▶ Task item
Your answer must match the entries below word for word.

--- Data for analysis Enclosed Below ---

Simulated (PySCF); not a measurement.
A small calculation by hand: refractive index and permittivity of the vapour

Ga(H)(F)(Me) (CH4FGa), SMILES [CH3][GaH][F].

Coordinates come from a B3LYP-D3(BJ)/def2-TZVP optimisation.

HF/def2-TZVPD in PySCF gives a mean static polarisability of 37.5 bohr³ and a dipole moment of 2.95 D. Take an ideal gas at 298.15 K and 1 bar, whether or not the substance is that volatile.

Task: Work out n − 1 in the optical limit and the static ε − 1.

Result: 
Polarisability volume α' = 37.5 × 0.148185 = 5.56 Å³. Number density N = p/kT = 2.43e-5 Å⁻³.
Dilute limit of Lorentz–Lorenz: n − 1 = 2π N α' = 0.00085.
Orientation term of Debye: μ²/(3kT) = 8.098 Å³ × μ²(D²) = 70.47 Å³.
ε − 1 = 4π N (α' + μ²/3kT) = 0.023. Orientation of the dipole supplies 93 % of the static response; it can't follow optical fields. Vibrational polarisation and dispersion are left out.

--- End of Enclosed Data for analysis ---

▶ Response area
Simulated (PySCF); not a measurement.
A small calculation by hand: refractive index and permittivity of the vapour

Ga(H)(F)(Me) (CH4FGa), SMILES [CH3][GaH][F].

Coordinates come from a B3LYP-D3(BJ)/def2-TZVP optimisation.

HF/def2-TZVPD in PySCF gives a mean static polarisability of 37.5 bohr³ and a dipole moment of 2.95 D. Take an ideal gas at 298.15 K and 1 bar, whether or not the substance is that volatile.

Task: Work out n − 1 in the optical limit and the static ε − 1.

Result: 
Polarisability volume α' = 37.5 × 0.148185 = 5.56 Å³. Number density N = p/kT = 2.43e-5 Å⁻³.
Dilute limit of Lorentz–Lorenz: n − 1 = 2π N α' = 0.00085.
Orientation term of Debye: μ²/(3kT) = 8.098 Å³ × μ²(D²) = 70.47 Å³.
ε − 1 = 4π N (α' + μ²/3kT) = 0.023. Orientation of the dipole supplies 93 % of the static response; it can't follow optical fields. Vibrational polarisation and dispersion are left out.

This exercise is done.